* _EXERCISE_
Extract precisely the lines of the entries below, from the first line through the line containing "Solution. B, V/V₀".

..........

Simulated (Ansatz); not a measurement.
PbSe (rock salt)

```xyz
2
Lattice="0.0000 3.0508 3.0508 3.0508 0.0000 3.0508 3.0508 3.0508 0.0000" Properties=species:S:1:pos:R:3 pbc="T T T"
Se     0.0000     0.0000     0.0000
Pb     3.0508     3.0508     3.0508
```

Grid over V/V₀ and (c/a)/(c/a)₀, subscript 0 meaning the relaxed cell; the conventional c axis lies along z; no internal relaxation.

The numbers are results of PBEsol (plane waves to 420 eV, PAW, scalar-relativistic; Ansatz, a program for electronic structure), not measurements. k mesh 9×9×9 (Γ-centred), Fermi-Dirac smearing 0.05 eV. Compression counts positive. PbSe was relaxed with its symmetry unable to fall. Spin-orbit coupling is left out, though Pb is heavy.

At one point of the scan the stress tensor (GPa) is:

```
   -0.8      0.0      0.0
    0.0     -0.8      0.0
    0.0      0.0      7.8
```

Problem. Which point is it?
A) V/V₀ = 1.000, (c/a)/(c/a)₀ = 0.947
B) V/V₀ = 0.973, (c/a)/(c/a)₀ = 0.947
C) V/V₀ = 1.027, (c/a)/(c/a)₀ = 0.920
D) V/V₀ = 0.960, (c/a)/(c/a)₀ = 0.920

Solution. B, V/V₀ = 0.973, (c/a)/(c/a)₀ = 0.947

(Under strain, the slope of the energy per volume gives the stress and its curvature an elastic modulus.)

..........

* _RESPONSE_
Simulated (Ansatz); not a measurement.
PbSe (rock salt)

```xyz
2
Lattice="0.0000 3.0508 3.0508 3.0508 0.0000 3.0508 3.0508 3.0508 0.0000" Properties=species:S:1:pos:R:3 pbc="T T T"
Se     0.0000     0.0000     0.0000
Pb     3.0508     3.0508     3.0508
```

Grid over V/V₀ and (c/a)/(c/a)₀, subscript 0 meaning the relaxed cell; the conventional c axis lies along z; no internal relaxation.

The numbers are results of PBEsol (plane waves to 420 eV, PAW, scalar-relativistic; Ansatz, a program for electronic structure), not measurements. k mesh 9×9×9 (Γ-centred), Fermi-Dirac smearing 0.05 eV. Compression counts positive. PbSe was relaxed with its symmetry unable to fall. Spin-orbit coupling is left out, though Pb is heavy.

At one point of the scan the stress tensor (GPa) is:

```
   -0.8      0.0      0.0
    0.0     -0.8      0.0
    0.0      0.0      7.8
```

Problem. Which point is it?
A) V/V₀ = 1.000, (c/a)/(c/a)₀ = 0.947
B) V/V₀ = 0.973, (c/a)/(c/a)₀ = 0.947
C) V/V₀ = 1.027, (c/a)/(c/a)₀ = 0.920
D) V/V₀ = 0.960, (c/a)/(c/a)₀ = 0.920

Solution. B, V/V₀ = 0.973, (c/a)/(c/a)₀ = 0.947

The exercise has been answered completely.